• **WORK ITEM**
The response should contain every record, reproduced exactly.

------------------------------------------------------------

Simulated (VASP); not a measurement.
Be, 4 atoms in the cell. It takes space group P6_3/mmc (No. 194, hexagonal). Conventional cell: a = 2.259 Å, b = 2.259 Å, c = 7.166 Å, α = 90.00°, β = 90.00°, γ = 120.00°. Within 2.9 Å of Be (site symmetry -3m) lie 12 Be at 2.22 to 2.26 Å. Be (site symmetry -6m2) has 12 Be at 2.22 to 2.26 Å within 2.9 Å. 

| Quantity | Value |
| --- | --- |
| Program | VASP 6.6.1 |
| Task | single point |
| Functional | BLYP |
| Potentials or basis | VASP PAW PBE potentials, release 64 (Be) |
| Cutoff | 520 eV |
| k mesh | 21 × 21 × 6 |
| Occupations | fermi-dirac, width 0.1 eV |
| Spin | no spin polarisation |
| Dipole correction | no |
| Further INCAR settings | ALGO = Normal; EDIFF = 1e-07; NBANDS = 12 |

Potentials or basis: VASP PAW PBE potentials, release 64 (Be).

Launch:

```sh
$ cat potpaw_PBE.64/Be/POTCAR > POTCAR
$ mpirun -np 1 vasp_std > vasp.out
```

------------------------------------------------------------

• **TASK OUTPUT**
Simulated (VASP); not a measurement.
Be, 4 atoms in the cell. It takes space group P6_3/mmc (No. 194, hexagonal). Conventional cell: a = 2.259 Å, b = 2.259 Å, c = 7.166 Å, α = 90.00°, β = 90.00°, γ = 120.00°. Within 2.9 Å of Be (site symmetry -3m) lie 12 Be at 2.22 to 2.26 Å. Be (site symmetry -6m2) has 12 Be at 2.22 to 2.26 Å within 2.9 Å. 

| Quantity | Value |
| --- | --- |
| Program | VASP 6.6.1 |
| Task | single point |
| Functional | BLYP |
| Potentials or basis | VASP PAW PBE potentials, release 64 (Be) |
| Cutoff | 520 eV |
| k mesh | 21 × 21 × 6 |
| Occupations | fermi-dirac, width 0.1 eV |
| Spin | no spin polarisation |
| Dipole correction | no |
| Further INCAR settings | ALGO = Normal; EDIFF = 1e-07; NBANDS = 12 |

Potentials or basis: VASP PAW PBE potentials, release 64 (Be).

Launch:

```sh
$ cat potpaw_PBE.64/Be/POTCAR > POTCAR
$ mpirun -np 1 vasp_std > vasp.out
```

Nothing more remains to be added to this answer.